● ● ● ● ● ● ●

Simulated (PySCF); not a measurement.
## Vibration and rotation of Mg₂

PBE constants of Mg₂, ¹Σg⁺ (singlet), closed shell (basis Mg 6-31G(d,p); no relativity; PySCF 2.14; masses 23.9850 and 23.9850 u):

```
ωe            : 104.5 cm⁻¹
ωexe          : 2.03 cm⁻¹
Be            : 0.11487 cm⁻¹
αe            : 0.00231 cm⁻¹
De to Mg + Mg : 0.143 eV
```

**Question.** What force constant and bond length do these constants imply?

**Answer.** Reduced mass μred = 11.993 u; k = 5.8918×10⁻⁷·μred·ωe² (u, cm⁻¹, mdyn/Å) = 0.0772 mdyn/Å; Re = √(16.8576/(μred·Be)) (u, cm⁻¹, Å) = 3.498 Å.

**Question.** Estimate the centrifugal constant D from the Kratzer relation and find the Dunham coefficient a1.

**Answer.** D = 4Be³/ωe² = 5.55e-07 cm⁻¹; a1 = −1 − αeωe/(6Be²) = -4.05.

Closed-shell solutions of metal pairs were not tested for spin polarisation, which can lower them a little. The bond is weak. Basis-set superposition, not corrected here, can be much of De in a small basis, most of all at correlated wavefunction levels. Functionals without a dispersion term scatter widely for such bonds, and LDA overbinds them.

● ● ● ● ● ● ●

> Assignment:
In the data above, find the line that contains "these constants imply?" and the line that contains "αeωe/(6Be²) = -4.05.". Repeat exactly those lines and every line between them, and only those.

> Written solution:
**Question.** What force constant and bond length do these constants imply?

**Answer.** Reduced mass μred = 11.993 u; k = 5.8918×10⁻⁷·μred·ωe² (u, cm⁻¹, mdyn/Å) = 0.0772 mdyn/Å; Re = √(16.8576/(μred·Be)) (u, cm⁻¹, Å) = 3.498 Å.

**Question.** Estimate the centrifugal constant D from the Kratzer relation and find the Dunham coefficient a1.

**Answer.** D = 4Be³/ωe² = 5.55e-07 cm⁻¹; a1 = −1 − αeωe/(6Be²) = -4.05.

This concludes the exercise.